▸ WORK REQUEST
Starting at the line that holds "Shapes, held fixed" and stopping at the line that holds "Estimate ΔH(298 K) of this reaction.", restate the records below word for word, with both of those lines included.

----- MATERIAL PROVIDED

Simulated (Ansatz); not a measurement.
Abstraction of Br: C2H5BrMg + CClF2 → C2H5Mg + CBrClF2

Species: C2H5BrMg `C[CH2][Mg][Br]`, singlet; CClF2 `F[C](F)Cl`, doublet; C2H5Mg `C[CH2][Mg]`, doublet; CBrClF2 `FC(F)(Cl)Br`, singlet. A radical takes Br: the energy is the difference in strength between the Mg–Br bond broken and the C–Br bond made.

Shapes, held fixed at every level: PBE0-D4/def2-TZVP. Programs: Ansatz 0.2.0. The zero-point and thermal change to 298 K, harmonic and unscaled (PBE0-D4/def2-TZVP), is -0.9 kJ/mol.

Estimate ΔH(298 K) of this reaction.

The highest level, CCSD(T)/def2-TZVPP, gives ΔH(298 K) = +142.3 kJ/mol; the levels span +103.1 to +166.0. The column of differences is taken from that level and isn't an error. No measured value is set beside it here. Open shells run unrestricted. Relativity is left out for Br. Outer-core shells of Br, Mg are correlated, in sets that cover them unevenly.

----------

▸ WRITTEN REPLY
Shapes, held fixed at every level: PBE0-D4/def2-TZVP. Programs: Ansatz 0.2.0. The zero-point and thermal change to 298 K, harmonic and unscaled (PBE0-D4/def2-TZVP), is -0.9 kJ/mol.

Estimate ΔH(298 K) of this reaction.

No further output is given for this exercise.